Dataset content Block Start

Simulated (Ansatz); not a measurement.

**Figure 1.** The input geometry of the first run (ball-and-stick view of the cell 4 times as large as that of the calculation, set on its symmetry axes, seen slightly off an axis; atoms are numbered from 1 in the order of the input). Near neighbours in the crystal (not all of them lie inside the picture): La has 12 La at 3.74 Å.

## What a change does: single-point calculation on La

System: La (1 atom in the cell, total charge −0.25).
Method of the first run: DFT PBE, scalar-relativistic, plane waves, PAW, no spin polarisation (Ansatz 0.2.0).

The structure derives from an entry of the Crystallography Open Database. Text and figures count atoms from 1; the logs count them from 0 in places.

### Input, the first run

Dataset content Block End

Work item.
Beginning at the first line above, repeat exactly until the line containing "The structure derives", which is included.

Written reply.
Simulated (Ansatz); not a measurement.

**Figure 1.** The input geometry of the first run (ball-and-stick view of the cell 4 times as large as that of the calculation, set on its symmetry axes, seen slightly off an axis; atoms are numbered from 1 in the order of the input). Near neighbours in the crystal (not all of them lie inside the picture): La has 12 La at 3.74 Å.

## What a change does: single-point calculation on La

System: La (1 atom in the cell, total charge −0.25).
Method of the first run: DFT PBE, scalar-relativistic, plane waves, PAW, no spin polarisation (Ansatz 0.2.0).

The structure derives from an entry of the Crystallography Open Database. Text and figures count atoms from 1; the logs count them from 0 in places.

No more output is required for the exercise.